• **Records provided**
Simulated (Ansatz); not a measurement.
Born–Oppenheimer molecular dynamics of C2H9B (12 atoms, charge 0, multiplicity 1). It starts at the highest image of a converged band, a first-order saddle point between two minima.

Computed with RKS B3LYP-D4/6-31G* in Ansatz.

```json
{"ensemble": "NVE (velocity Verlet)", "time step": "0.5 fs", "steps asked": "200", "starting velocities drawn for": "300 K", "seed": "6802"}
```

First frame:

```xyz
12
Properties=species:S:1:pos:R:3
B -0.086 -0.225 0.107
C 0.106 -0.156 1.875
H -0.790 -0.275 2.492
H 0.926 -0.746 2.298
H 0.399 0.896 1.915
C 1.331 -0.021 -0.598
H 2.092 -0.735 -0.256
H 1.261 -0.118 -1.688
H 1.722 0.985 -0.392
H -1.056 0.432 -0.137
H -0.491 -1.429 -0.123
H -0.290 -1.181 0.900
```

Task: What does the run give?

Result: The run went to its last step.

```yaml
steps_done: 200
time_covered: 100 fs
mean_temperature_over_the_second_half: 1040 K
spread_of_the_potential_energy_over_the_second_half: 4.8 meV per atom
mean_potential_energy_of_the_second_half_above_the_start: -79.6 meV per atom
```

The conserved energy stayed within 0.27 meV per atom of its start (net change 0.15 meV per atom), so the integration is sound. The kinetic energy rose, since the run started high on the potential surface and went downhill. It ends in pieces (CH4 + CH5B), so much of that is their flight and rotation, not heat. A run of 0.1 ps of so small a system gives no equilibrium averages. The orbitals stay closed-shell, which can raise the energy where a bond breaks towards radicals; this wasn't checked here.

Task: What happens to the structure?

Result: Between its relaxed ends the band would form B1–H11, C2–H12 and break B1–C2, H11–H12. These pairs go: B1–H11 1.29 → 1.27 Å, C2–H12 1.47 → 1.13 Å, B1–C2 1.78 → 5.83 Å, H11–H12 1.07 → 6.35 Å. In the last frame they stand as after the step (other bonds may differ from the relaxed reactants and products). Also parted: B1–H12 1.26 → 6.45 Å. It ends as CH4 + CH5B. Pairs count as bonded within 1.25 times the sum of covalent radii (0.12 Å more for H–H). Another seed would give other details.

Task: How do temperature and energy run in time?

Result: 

• **Work task**
Only the lines from the start of the listing through the line with "Task: What happens to the structure?" should be repeated, each exactly as it stands.

• **Exercise result**
Simulated (Ansatz); not a measurement.
Born–Oppenheimer molecular dynamics of C2H9B (12 atoms, charge 0, multiplicity 1). It starts at the highest image of a converged band, a first-order saddle point between two minima.

Computed with RKS B3LYP-D4/6-31G* in Ansatz.

```json
{"ensemble": "NVE (velocity Verlet)", "time step": "0.5 fs", "steps asked": "200", "starting velocities drawn for": "300 K", "seed": "6802"}
```

First frame:

```xyz
12
Properties=species:S:1:pos:R:3
B -0.086 -0.225 0.107
C 0.106 -0.156 1.875
H -0.790 -0.275 2.492
H 0.926 -0.746 2.298
H 0.399 0.896 1.915
C 1.331 -0.021 -0.598
H 2.092 -0.735 -0.256
H 1.261 -0.118 -1.688
H 1.722 0.985 -0.392
H -1.056 0.432 -0.137
H -0.491 -1.429 -0.123
H -0.290 -1.181 0.900
```

Task: What does the run give?

Result: The run went to its last step.

```yaml
steps_done: 200
time_covered: 100 fs
mean_temperature_over_the_second_half: 1040 K
spread_of_the_potential_energy_over_the_second_half: 4.8 meV per atom
mean_potential_energy_of_the_second_half_above_the_start: -79.6 meV per atom
```

The conserved energy stayed within 0.27 meV per atom of its start (net change 0.15 meV per atom), so the integration is sound. The kinetic energy rose, since the run started high on the potential surface and went downhill. It ends in pieces (CH4 + CH5B), so much of that is their flight and rotation, not heat. A run of 0.1 ps of so small a system gives no equilibrium averages. The orbitals stay closed-shell, which can raise the energy where a bond breaks towards radicals; this wasn't checked here.

Task: What happens to the structure?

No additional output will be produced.